• **Assigned task**:
Output each record exactly. Leave none out.

• **Data supplied**:
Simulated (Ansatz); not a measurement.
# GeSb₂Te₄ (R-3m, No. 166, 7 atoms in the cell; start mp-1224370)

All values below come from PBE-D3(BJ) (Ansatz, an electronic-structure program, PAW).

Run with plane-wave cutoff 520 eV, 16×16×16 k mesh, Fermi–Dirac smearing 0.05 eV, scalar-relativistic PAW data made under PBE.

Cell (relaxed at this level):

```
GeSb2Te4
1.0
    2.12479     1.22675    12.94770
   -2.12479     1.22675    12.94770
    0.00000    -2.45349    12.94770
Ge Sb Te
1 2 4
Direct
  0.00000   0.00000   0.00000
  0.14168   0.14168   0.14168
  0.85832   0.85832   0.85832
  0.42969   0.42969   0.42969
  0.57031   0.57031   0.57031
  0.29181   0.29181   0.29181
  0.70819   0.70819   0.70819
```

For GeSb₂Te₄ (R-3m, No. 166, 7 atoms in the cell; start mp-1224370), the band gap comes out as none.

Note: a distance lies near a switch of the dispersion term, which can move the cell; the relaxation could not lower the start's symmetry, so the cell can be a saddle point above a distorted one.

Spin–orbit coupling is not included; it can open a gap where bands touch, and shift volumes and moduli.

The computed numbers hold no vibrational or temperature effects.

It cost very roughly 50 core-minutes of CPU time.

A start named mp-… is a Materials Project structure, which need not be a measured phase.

• **Solution**:
Simulated (Ansatz); not a measurement.
# GeSb₂Te₄ (R-3m, No. 166, 7 atoms in the cell; start mp-1224370)

All values below come from PBE-D3(BJ) (Ansatz, an electronic-structure program, PAW).

Run with plane-wave cutoff 520 eV, 16×16×16 k mesh, Fermi–Dirac smearing 0.05 eV, scalar-relativistic PAW data made under PBE.

Cell (relaxed at this level):

```
GeSb2Te4
1.0
    2.12479     1.22675    12.94770
   -2.12479     1.22675    12.94770
    0.00000    -2.45349    12.94770
Ge Sb Te
1 2 4
Direct
  0.00000   0.00000   0.00000
  0.14168   0.14168   0.14168
  0.85832   0.85832   0.85832
  0.42969   0.42969   0.42969
  0.57031   0.57031   0.57031
  0.29181   0.29181   0.29181
  0.70819   0.70819   0.70819
```

For GeSb₂Te₄ (R-3m, No. 166, 7 atoms in the cell; start mp-1224370), the band gap comes out as none.

Note: a distance lies near a switch of the dispersion term, which can move the cell; the relaxation could not lower the start's symmetry, so the cell can be a saddle point above a distorted one.

Spin–orbit coupling is not included; it can open a gap where bands touch, and shift volumes and moduli.

The computed numbers hold no vibrational or temperature effects.

It cost very roughly 50 core-minutes of CPU time.

A start named mp-… is a Materials Project structure, which need not be a measured phase.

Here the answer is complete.